#### EXTRACTED DATA
════

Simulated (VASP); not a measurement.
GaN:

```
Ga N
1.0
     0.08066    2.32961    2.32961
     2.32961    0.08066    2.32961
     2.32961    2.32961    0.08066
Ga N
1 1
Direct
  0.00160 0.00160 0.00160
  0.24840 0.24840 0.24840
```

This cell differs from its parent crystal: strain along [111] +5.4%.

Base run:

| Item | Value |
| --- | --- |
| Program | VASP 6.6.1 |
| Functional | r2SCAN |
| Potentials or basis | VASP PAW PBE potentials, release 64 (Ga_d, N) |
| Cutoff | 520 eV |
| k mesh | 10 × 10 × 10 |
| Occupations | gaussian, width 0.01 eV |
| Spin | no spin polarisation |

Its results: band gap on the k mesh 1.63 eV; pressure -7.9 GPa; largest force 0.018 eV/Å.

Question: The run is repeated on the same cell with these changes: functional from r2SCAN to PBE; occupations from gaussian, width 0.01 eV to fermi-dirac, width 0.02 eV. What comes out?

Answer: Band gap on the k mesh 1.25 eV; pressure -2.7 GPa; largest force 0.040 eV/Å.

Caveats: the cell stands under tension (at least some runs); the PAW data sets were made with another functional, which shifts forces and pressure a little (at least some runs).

════

#### ACTION ITEM
All the lines of the material above must be given again exactly.

#### WRITTEN ANSWER
Simulated (VASP); not a measurement.
GaN:

```
Ga N
1.0
     0.08066    2.32961    2.32961
     2.32961    0.08066    2.32961
     2.32961    2.32961    0.08066
Ga N
1 1
Direct
  0.00160 0.00160 0.00160
  0.24840 0.24840 0.24840
```

This cell differs from its parent crystal: strain along [111] +5.4%.

Base run:

| Item | Value |
| --- | --- |
| Program | VASP 6.6.1 |
| Functional | r2SCAN |
| Potentials or basis | VASP PAW PBE potentials, release 64 (Ga_d, N) |
| Cutoff | 520 eV |
| k mesh | 10 × 10 × 10 |
| Occupations | gaussian, width 0.01 eV |
| Spin | no spin polarisation |

Its results: band gap on the k mesh 1.63 eV; pressure -7.9 GPa; largest force 0.018 eV/Å.

Question: The run is repeated on the same cell with these changes: functional from r2SCAN to PBE; occupations from gaussian, width 0.01 eV to fermi-dirac, width 0.02 eV. What comes out?

Answer: Band gap on the k mesh 1.25 eV; pressure -2.7 GPa; largest force 0.040 eV/Å.

Caveats: the cell stands under tension (at least some runs); the PAW data sets were made with another functional, which shifts forces and pressure a little (at least some runs).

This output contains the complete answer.